* Provided material
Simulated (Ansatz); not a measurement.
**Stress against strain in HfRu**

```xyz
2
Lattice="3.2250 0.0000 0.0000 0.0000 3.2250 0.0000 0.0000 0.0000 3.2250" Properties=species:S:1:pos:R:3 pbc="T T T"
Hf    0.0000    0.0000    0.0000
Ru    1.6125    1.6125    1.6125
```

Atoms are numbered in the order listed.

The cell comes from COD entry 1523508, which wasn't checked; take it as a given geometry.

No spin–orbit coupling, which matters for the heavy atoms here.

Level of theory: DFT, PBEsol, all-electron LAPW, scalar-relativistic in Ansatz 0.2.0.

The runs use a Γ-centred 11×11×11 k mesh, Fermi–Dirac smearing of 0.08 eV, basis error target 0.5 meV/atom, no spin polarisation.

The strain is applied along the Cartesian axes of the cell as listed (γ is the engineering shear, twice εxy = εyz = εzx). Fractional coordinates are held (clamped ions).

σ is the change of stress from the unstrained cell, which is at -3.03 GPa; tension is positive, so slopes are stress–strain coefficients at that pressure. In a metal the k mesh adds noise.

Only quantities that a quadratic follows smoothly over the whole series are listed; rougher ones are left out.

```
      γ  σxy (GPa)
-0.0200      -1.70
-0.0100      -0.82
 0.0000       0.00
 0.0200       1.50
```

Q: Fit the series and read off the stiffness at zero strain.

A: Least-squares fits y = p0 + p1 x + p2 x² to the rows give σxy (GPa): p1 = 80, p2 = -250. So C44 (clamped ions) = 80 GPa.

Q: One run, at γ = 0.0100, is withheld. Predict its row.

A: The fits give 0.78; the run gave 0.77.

* Required action
Please reproduce exactly the lines above, beginning with the first and ending with the line that contains "The strain is", and include nothing outside that range.

* Written response
Simulated (Ansatz); not a measurement.
**Stress against strain in HfRu**

```xyz
2
Lattice="3.2250 0.0000 0.0000 0.0000 3.2250 0.0000 0.0000 0.0000 3.2250" Properties=species:S:1:pos:R:3 pbc="T T T"
Hf    0.0000    0.0000    0.0000
Ru    1.6125    1.6125    1.6125
```

Atoms are numbered in the order listed.

The cell comes from COD entry 1523508, which wasn't checked; take it as a given geometry.

No spin–orbit coupling, which matters for the heavy atoms here.

Level of theory: DFT, PBEsol, all-electron LAPW, scalar-relativistic in Ansatz 0.2.0.

The runs use a Γ-centred 11×11×11 k mesh, Fermi–Dirac smearing of 0.08 eV, basis error target 0.5 meV/atom, no spin polarisation.

The strain is applied along the Cartesian axes of the cell as listed (γ is the engineering shear, twice εxy = εyz = εzx). Fractional coordinates are held (clamped ions).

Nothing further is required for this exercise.